§ Work item
Only the lines of the data below from the one with "VASP 6.6.1 |" through the one with "How long does it take, and how much memory?" are wanted. Repeat them exactly.

╭─ Extracted data
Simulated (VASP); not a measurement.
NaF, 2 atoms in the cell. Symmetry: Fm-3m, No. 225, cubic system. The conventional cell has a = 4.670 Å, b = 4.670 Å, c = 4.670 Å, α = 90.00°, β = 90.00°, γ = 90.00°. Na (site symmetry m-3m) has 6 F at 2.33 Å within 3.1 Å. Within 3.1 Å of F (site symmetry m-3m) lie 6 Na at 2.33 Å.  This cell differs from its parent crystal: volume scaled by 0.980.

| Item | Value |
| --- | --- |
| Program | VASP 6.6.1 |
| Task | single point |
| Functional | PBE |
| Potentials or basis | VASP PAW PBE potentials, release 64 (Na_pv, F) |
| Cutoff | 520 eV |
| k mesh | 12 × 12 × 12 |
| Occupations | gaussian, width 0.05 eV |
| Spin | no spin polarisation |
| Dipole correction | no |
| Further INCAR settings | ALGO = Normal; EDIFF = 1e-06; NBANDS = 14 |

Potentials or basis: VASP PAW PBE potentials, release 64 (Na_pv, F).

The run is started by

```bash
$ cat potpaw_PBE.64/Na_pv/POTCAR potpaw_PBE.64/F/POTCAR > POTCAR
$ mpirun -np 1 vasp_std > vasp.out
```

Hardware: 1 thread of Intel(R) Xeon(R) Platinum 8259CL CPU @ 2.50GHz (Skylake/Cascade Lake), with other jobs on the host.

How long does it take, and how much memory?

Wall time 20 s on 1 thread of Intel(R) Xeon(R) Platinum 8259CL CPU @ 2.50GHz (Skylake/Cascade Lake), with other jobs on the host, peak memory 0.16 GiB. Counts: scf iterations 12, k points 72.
╰─

§ Worked solution
| Program | VASP 6.6.1 |
| Task | single point |
| Functional | PBE |
| Potentials or basis | VASP PAW PBE potentials, release 64 (Na_pv, F) |
| Cutoff | 520 eV |
| k mesh | 12 × 12 × 12 |
| Occupations | gaussian, width 0.05 eV |
| Spin | no spin polarisation |
| Dipole correction | no |
| Further INCAR settings | ALGO = Normal; EDIFF = 1e-06; NBANDS = 14 |

Potentials or basis: VASP PAW PBE potentials, release 64 (Na_pv, F).

The run is started by

```bash
$ cat potpaw_PBE.64/Na_pv/POTCAR potpaw_PBE.64/F/POTCAR > POTCAR
$ mpirun -np 1 vasp_std > vasp.out
```

Hardware: 1 thread of Intel(R) Xeon(R) Platinum 8259CL CPU @ 2.50GHz (Skylake/Cascade Lake), with other jobs on the host.

How long does it take, and how much memory?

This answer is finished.